• Supplied entries:
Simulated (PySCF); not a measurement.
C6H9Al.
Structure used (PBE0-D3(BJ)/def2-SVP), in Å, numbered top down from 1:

• Work instruction:
Starting at the top of the listing above, write out every line exactly as it appears.

• Exercise answer:
Simulated (PySCF); not a measurement.
C6H9Al.
Structure used (PBE0-D3(BJ)/def2-SVP), in Å, numbered top down from 1:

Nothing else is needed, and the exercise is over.